- **Supplied records**
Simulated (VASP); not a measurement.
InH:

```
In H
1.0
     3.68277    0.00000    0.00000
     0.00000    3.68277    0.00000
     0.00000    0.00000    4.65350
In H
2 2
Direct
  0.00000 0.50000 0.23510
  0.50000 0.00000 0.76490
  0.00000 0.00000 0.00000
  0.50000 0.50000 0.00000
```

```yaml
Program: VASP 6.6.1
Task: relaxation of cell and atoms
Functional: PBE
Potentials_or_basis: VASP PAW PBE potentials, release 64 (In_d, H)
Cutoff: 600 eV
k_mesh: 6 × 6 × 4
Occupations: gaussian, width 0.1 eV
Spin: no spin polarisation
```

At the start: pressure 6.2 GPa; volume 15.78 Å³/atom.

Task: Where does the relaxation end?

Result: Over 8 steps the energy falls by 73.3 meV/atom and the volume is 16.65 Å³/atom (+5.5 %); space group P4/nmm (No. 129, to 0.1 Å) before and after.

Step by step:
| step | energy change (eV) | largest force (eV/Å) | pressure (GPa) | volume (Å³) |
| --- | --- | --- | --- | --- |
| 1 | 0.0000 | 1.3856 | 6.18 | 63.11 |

- **Work request**
Reproduce the entries exactly, each one as given.

- **Task result**
Simulated (VASP); not a measurement.
InH:

```
In H
1.0
     3.68277    0.00000    0.00000
     0.00000    3.68277    0.00000
     0.00000    0.00000    4.65350
In H
2 2
Direct
  0.00000 0.50000 0.23510
  0.50000 0.00000 0.76490
  0.00000 0.00000 0.00000
  0.50000 0.50000 0.00000
```

```yaml
Program: VASP 6.6.1
Task: relaxation of cell and atoms
Functional: PBE
Potentials_or_basis: VASP PAW PBE potentials, release 64 (In_d, H)
Cutoff: 600 eV
k_mesh: 6 × 6 × 4
Occupations: gaussian, width 0.1 eV
Spin: no spin polarisation
```

At the start: pressure 6.2 GPa; volume 15.78 Å³/atom.

Task: Where does the relaxation end?

Result: Over 8 steps the energy falls by 73.3 meV/atom and the volume is 16.65 Å³/atom (+5.5 %); space group P4/nmm (No. 129, to 0.1 Å) before and after.

Step by step:
| step | energy change (eV) | largest force (eV/Å) | pressure (GPa) | volume (Å³) |
| --- | --- | --- | --- | --- |
| 1 | 0.0000 | 1.3856 | 6.18 | 63.11 |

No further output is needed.